..............................

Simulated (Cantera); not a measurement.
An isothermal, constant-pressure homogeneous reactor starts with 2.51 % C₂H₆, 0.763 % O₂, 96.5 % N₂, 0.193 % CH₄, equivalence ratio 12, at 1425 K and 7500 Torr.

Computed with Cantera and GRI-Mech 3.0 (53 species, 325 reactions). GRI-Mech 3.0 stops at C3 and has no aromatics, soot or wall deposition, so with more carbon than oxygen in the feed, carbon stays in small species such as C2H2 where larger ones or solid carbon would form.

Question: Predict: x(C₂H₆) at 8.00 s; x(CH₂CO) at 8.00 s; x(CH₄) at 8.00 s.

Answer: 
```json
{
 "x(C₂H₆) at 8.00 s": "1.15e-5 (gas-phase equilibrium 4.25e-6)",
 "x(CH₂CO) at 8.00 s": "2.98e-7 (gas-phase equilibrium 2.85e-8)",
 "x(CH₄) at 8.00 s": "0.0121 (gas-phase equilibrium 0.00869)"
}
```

..............................

Each line above should be duplicated without any alteration.

#### Answer space:
Simulated (Cantera); not a measurement.
An isothermal, constant-pressure homogeneous reactor starts with 2.51 % C₂H₆, 0.763 % O₂, 96.5 % N₂, 0.193 % CH₄, equivalence ratio 12, at 1425 K and 7500 Torr.

Computed with Cantera and GRI-Mech 3.0 (53 species, 325 reactions). GRI-Mech 3.0 stops at C3 and has no aromatics, soot or wall deposition, so with more carbon than oxygen in the feed, carbon stays in small species such as C2H2 where larger ones or solid carbon would form.

Question: Predict: x(C₂H₆) at 8.00 s; x(CH₂CO) at 8.00 s; x(CH₄) at 8.00 s.

Answer: 
```json
{
 "x(C₂H₆) at 8.00 s": "1.15e-5 (gas-phase equilibrium 4.25e-6)",
 "x(CH₂CO) at 8.00 s": "2.98e-7 (gas-phase equilibrium 2.85e-8)",
 "x(CH₄) at 8.00 s": "0.0121 (gas-phase equilibrium 0.00869)"
}
```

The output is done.